---------- Source data
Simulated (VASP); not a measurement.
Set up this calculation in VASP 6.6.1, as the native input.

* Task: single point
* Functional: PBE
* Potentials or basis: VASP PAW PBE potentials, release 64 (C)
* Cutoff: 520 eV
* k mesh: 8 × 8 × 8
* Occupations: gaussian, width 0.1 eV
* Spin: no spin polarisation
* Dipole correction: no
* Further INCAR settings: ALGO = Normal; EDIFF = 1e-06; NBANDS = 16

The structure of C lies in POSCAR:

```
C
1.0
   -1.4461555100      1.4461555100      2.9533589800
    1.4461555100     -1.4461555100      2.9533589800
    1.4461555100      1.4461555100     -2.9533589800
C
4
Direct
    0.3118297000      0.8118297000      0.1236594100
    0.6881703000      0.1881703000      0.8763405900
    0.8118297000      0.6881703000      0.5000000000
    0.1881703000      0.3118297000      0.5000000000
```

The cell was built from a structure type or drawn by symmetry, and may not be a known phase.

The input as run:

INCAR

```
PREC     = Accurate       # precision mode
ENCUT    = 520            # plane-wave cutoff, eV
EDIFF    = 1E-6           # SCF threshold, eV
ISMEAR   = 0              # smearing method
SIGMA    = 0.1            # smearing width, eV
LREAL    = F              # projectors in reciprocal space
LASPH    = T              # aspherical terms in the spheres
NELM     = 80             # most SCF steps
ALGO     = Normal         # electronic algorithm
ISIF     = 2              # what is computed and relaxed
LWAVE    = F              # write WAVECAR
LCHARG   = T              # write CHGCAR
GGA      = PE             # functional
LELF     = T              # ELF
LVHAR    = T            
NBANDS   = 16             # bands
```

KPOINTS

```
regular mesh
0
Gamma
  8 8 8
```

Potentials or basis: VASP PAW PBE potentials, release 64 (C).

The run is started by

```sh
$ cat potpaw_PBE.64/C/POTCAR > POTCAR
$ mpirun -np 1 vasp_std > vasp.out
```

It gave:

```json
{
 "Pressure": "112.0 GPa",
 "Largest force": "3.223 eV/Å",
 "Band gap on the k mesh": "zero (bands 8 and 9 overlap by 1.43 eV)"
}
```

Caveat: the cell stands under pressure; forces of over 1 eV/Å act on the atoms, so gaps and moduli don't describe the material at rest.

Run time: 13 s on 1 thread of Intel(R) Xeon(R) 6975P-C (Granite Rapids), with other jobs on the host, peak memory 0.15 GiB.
--------------------

• **Work task**:
Print the listing above from its first line through the line with "Caveat: the cell", and stop there.

• **Your response**:
Simulated (VASP); not a measurement.
Set up this calculation in VASP 6.6.1, as the native input.

* Task: single point
* Functional: PBE
* Potentials or basis: VASP PAW PBE potentials, release 64 (C)
* Cutoff: 520 eV
* k mesh: 8 × 8 × 8
* Occupations: gaussian, width 0.1 eV
* Spin: no spin polarisation
* Dipole correction: no
* Further INCAR settings: ALGO = Normal; EDIFF = 1e-06; NBANDS = 16

The structure of C lies in POSCAR:

```
C
1.0
   -1.4461555100      1.4461555100      2.9533589800
    1.4461555100     -1.4461555100      2.9533589800
    1.4461555100      1.4461555100     -2.9533589800
C
4
Direct
    0.3118297000      0.8118297000      0.1236594100
    0.6881703000      0.1881703000      0.8763405900
    0.8118297000      0.6881703000      0.5000000000
    0.1881703000      0.3118297000      0.5000000000
```

The cell was built from a structure type or drawn by symmetry, and may not be a known phase.

The input as run:

INCAR

```
PREC     = Accurate       # precision mode
ENCUT    = 520            # plane-wave cutoff, eV
EDIFF    = 1E-6           # SCF threshold, eV
ISMEAR   = 0              # smearing method
SIGMA    = 0.1            # smearing width, eV
LREAL    = F              # projectors in reciprocal space
LASPH    = T              # aspherical terms in the spheres
NELM     = 80             # most SCF steps
ALGO     = Normal         # electronic algorithm
ISIF     = 2              # what is computed and relaxed
LWAVE    = F              # write WAVECAR
LCHARG   = T              # write CHGCAR
GGA      = PE             # functional
LELF     = T              # ELF
LVHAR    = T            
NBANDS   = 16             # bands
```

KPOINTS

```
regular mesh
0
Gamma
  8 8 8
```

Potentials or basis: VASP PAW PBE potentials, release 64 (C).

The run is started by

```sh
$ cat potpaw_PBE.64/C/POTCAR > POTCAR
$ mpirun -np 1 vasp_std > vasp.out
```

It gave:

```json
{
 "Pressure": "112.0 GPa",
 "Largest force": "3.223 eV/Å",
 "Band gap on the k mesh": "zero (bands 8 and 9 overlap by 1.43 eV)"
}
```

Caveat: the cell stands under pressure; forces of over 1 eV/Å act on the atoms, so gaps and moduli don't describe the material at rest.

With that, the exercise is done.